» **Work task**: Every line between the top of the data below and the line with "(D) C/C=[CH]\[GeH3]", both ends included, must be retyped exactly.

[Opening Provided information section]

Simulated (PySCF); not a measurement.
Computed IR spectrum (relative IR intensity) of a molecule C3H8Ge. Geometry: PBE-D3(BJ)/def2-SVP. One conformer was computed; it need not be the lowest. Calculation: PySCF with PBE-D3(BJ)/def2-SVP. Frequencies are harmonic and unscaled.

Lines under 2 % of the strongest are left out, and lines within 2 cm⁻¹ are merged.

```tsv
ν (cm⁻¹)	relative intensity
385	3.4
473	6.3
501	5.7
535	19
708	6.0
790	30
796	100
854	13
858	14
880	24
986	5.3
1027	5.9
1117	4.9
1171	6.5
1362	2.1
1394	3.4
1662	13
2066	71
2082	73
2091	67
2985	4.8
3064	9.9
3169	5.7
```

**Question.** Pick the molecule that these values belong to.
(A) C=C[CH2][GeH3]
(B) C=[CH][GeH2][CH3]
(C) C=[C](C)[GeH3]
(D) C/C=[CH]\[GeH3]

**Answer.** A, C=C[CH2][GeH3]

[Closing Provided information section]

» **Task solution**:
Simulated (PySCF); not a measurement.
Computed IR spectrum (relative IR intensity) of a molecule C3H8Ge. Geometry: PBE-D3(BJ)/def2-SVP. One conformer was computed; it need not be the lowest. Calculation: PySCF with PBE-D3(BJ)/def2-SVP. Frequencies are harmonic and unscaled.

Lines under 2 % of the strongest are left out, and lines within 2 cm⁻¹ are merged.

```tsv
ν (cm⁻¹)	relative intensity
385	3.4
473	6.3
501	5.7
535	19
708	6.0
790	30
796	100
854	13
858	14
880	24
986	5.3
1027	5.9
1117	4.9
1171	6.5
1362	2.1
1394	3.4
1662	13
2066	71
2082	73
2091	67
2985	4.8
3064	9.9
3169	5.7
```

**Question.** Pick the molecule that these values belong to.
(A) C=C[CH2][GeH3]
(B) C=[CH][GeH2][CH3]
(C) C=[C](C)[GeH3]
(D) C/C=[CH]\[GeH3]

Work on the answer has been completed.